• [BRIEF] Each entry shown below is to be reproduced exactly.

━━━ SUPPLIED MATERIAL ━━━

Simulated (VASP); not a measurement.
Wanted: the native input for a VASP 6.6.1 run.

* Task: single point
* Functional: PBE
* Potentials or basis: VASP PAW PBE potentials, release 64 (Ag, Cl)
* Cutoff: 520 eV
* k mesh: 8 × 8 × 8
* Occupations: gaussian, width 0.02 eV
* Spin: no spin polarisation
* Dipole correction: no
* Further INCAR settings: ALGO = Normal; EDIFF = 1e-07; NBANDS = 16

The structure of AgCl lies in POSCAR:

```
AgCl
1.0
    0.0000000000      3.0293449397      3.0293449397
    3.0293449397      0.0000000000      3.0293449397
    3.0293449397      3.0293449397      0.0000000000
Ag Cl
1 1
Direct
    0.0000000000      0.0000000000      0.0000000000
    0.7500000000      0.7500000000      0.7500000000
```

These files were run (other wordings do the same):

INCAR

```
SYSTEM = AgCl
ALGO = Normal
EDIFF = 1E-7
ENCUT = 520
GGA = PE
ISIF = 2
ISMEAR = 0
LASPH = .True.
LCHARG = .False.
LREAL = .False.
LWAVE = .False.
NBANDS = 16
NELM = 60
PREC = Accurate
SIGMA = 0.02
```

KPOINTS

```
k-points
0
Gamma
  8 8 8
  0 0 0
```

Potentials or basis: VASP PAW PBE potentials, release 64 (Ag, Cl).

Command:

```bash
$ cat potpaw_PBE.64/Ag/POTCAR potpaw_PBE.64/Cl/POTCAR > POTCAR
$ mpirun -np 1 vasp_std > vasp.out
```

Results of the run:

━━━

• [SOLUTION]
Simulated (VASP); not a measurement.
Wanted: the native input for a VASP 6.6.1 run.

* Task: single point
* Functional: PBE
* Potentials or basis: VASP PAW PBE potentials, release 64 (Ag, Cl)
* Cutoff: 520 eV
* k mesh: 8 × 8 × 8
* Occupations: gaussian, width 0.02 eV
* Spin: no spin polarisation
* Dipole correction: no
* Further INCAR settings: ALGO = Normal; EDIFF = 1e-07; NBANDS = 16

The structure of AgCl lies in POSCAR:

```
AgCl
1.0
    0.0000000000      3.0293449397      3.0293449397
    3.0293449397      0.0000000000      3.0293449397
    3.0293449397      3.0293449397      0.0000000000
Ag Cl
1 1
Direct
    0.0000000000      0.0000000000      0.0000000000
    0.7500000000      0.7500000000      0.7500000000
```

These files were run (other wordings do the same):

INCAR

```
SYSTEM = AgCl
ALGO = Normal
EDIFF = 1E-7
ENCUT = 520
GGA = PE
ISIF = 2
ISMEAR = 0
LASPH = .True.
LCHARG = .False.
LREAL = .False.
LWAVE = .False.
NBANDS = 16
NELM = 60
PREC = Accurate
SIGMA = 0.02
```

KPOINTS

```
k-points
0
Gamma
  8 8 8
  0 0 0
```

Potentials or basis: VASP PAW PBE potentials, release 64 (Ag, Cl).

Command:

```bash
$ cat potpaw_PBE.64/Ag/POTCAR potpaw_PBE.64/Cl/POTCAR > POTCAR
$ mpirun -np 1 vasp_std > vasp.out
```

Results of the run:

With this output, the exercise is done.